[[ RECORDED INFORMATION, beginning ]]
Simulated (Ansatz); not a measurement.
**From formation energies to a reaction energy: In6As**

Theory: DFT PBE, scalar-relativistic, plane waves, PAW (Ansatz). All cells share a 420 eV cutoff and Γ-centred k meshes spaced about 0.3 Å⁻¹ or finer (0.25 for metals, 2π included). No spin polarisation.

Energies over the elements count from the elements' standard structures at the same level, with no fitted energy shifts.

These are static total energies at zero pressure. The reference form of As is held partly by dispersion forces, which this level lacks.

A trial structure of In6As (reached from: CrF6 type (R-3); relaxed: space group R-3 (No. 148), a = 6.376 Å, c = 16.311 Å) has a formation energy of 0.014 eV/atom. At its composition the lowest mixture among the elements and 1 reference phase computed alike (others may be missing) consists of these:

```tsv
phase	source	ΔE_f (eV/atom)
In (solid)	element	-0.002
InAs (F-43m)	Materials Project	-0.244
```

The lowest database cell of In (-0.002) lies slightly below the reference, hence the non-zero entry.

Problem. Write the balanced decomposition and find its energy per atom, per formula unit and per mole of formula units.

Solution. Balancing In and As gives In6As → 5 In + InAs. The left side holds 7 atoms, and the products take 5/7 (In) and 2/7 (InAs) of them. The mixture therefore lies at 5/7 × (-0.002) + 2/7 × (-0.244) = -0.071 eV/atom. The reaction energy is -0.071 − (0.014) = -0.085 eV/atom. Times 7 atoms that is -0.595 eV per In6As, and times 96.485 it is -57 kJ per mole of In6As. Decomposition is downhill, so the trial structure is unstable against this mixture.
[[ RECORDED INFORMATION, end ]]

Down to the last line, give the records again exactly.

▸ ANSWER AREA:
Simulated (Ansatz); not a measurement.
**From formation energies to a reaction energy: In6As**

Theory: DFT PBE, scalar-relativistic, plane waves, PAW (Ansatz). All cells share a 420 eV cutoff and Γ-centred k meshes spaced about 0.3 Å⁻¹ or finer (0.25 for metals, 2π included). No spin polarisation.

Energies over the elements count from the elements' standard structures at the same level, with no fitted energy shifts.

These are static total energies at zero pressure. The reference form of As is held partly by dispersion forces, which this level lacks.

A trial structure of In6As (reached from: CrF6 type (R-3); relaxed: space group R-3 (No. 148), a = 6.376 Å, c = 16.311 Å) has a formation energy of 0.014 eV/atom. At its composition the lowest mixture among the elements and 1 reference phase computed alike (others may be missing) consists of these:

```tsv
phase	source	ΔE_f (eV/atom)
In (solid)	element	-0.002
InAs (F-43m)	Materials Project	-0.244
```

The lowest database cell of In (-0.002) lies slightly below the reference, hence the non-zero entry.

Problem. Write the balanced decomposition and find its energy per atom, per formula unit and per mole of formula units.

Solution. Balancing In and As gives In6As → 5 In + InAs. The left side holds 7 atoms, and the products take 5/7 (In) and 2/7 (InAs) of them. The mixture therefore lies at 5/7 × (-0.002) + 2/7 × (-0.244) = -0.071 eV/atom. The reaction energy is -0.071 − (0.014) = -0.085 eV/atom. Times 7 atoms that is -0.595 eV per In6As, and times 96.485 it is -57 kJ per mole of In6As. Decomposition is downhill, so the trial structure is unstable against this mixture.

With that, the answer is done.